#### Work instruction
Repeat, line for line, the entries printed below.

#### Data for analysis
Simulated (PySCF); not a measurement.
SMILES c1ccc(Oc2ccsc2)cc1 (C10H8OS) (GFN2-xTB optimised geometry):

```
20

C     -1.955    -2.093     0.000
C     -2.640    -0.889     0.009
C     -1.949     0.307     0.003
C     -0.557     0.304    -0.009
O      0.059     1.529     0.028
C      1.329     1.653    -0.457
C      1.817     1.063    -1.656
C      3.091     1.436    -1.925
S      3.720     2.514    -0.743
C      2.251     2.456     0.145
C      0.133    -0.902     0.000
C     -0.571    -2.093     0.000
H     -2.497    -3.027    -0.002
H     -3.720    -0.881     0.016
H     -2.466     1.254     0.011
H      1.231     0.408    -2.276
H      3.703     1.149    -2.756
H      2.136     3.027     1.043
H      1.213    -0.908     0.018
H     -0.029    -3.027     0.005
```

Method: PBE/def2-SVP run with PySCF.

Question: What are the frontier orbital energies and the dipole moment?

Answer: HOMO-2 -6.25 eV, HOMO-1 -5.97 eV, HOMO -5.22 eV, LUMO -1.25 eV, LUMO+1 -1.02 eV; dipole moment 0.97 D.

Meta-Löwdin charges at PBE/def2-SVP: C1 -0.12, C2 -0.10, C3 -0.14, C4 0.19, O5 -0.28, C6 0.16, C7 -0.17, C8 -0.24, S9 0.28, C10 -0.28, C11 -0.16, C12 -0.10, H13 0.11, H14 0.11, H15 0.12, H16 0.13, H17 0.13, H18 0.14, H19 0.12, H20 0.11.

#### Task response
Simulated (PySCF); not a measurement.
SMILES c1ccc(Oc2ccsc2)cc1 (C10H8OS) (GFN2-xTB optimised geometry):

```
20

C     -1.955    -2.093     0.000
C     -2.640    -0.889     0.009
C     -1.949     0.307     0.003
C     -0.557     0.304    -0.009
O      0.059     1.529     0.028
C      1.329     1.653    -0.457
C      1.817     1.063    -1.656
C      3.091     1.436    -1.925
S      3.720     2.514    -0.743
C      2.251     2.456     0.145
C      0.133    -0.902     0.000
C     -0.571    -2.093     0.000
H     -2.497    -3.027    -0.002
H     -3.720    -0.881     0.016
H     -2.466     1.254     0.011
H      1.231     0.408    -2.276
H      3.703     1.149    -2.756
H      2.136     3.027     1.043
H      1.213    -0.908     0.018
H     -0.029    -3.027     0.005
```

Method: PBE/def2-SVP run with PySCF.

Question: What are the frontier orbital energies and the dipole moment?

Answer: HOMO-2 -6.25 eV, HOMO-1 -5.97 eV, HOMO -5.22 eV, LUMO -1.25 eV, LUMO+1 -1.02 eV; dipole moment 0.97 D.

Meta-Löwdin charges at PBE/def2-SVP: C1 -0.12, C2 -0.10, C3 -0.14, C4 0.19, O5 -0.28, C6 0.16, C7 -0.17, C8 -0.24, S9 0.28, C10 -0.28, C11 -0.16, C12 -0.10, H13 0.11, H14 0.11, H15 0.12, H16 0.13, H17 0.13, H18 0.14, H19 0.12, H20 0.11.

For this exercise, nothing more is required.